Extracted information:
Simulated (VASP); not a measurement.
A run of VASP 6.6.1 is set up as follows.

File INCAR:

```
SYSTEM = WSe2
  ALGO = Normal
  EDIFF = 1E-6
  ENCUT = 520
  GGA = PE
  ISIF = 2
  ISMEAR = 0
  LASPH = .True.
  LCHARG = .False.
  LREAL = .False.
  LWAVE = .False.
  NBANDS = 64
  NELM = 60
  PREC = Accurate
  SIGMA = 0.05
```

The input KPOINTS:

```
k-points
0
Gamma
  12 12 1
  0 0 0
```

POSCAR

Work instruction: Everything in the listing above should be duplicated exactly.

Exercise output:
Simulated (VASP); not a measurement.
A run of VASP 6.6.1 is set up as follows.

File INCAR:

```
SYSTEM = WSe2
  ALGO = Normal
  EDIFF = 1E-6
  ENCUT = 520
  GGA = PE
  ISIF = 2
  ISMEAR = 0
  LASPH = .True.
  LCHARG = .False.
  LREAL = .False.
  LWAVE = .False.
  NBANDS = 64
  NELM = 60
  PREC = Accurate
  SIGMA = 0.05
```

The input KPOINTS:

```
k-points
0
Gamma
  12 12 1
  0 0 0
```

POSCAR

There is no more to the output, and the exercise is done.